+--

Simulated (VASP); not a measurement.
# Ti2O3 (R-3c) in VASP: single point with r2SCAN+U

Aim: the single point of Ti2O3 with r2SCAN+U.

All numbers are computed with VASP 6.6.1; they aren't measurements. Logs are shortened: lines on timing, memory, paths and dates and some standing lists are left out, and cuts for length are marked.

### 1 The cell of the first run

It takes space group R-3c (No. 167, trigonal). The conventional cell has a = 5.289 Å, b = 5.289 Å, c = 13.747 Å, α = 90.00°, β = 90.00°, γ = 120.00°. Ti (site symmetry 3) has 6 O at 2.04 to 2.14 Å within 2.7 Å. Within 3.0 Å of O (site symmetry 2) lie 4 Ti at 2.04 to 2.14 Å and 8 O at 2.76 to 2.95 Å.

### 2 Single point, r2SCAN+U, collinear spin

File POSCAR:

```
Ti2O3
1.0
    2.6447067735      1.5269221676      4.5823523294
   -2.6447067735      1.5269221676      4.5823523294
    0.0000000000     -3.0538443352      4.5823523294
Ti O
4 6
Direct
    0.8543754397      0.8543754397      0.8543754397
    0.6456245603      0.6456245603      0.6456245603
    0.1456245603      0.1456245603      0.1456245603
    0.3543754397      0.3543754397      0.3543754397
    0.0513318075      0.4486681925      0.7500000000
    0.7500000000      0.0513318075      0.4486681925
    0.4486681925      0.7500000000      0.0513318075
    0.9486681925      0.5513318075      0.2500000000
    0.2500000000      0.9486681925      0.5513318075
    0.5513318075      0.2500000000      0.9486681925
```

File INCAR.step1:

+--

Only the lines from the start of the material through the line containing "All numbers are" should be repeated, and they should be repeated exactly.

### Task response
Simulated (VASP); not a measurement.
# Ti2O3 (R-3c) in VASP: single point with r2SCAN+U

Aim: the single point of Ti2O3 with r2SCAN+U.

All numbers are computed with VASP 6.6.1; they aren't measurements. Logs are shortened: lines on timing, memory, paths and dates and some standing lists are left out, and cuts for length are marked.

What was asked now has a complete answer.